◆ **Task item**:
Could you output each line of the data that follows exactly?

◆ **Source material**:
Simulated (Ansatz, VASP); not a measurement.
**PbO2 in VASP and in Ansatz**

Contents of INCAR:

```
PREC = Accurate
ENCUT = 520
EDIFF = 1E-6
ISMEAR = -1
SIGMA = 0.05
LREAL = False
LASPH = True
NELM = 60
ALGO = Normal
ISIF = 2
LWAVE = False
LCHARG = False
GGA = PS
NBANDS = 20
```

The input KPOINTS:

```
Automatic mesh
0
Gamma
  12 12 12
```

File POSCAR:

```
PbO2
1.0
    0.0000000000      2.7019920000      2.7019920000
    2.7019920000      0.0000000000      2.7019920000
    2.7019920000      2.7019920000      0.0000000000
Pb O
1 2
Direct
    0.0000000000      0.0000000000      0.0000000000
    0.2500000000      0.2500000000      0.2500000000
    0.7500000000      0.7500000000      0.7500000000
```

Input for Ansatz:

◆ **Solution**:
Simulated (Ansatz, VASP); not a measurement.
**PbO2 in VASP and in Ansatz**

Contents of INCAR:

```
PREC = Accurate
ENCUT = 520
EDIFF = 1E-6
ISMEAR = -1
SIGMA = 0.05
LREAL = False
LASPH = True
NELM = 60
ALGO = Normal
ISIF = 2
LWAVE = False
LCHARG = False
GGA = PS
NBANDS = 20
```

The input KPOINTS:

```
Automatic mesh
0
Gamma
  12 12 12
```

File POSCAR:

```
PbO2
1.0
    0.0000000000      2.7019920000      2.7019920000
    2.7019920000      0.0000000000      2.7019920000
    2.7019920000      2.7019920000      0.0000000000
Pb O
1 2
Direct
    0.0000000000      0.0000000000      0.0000000000
    0.2500000000      0.2500000000      0.2500000000
    0.7500000000      0.7500000000      0.7500000000
```

Input for Ansatz:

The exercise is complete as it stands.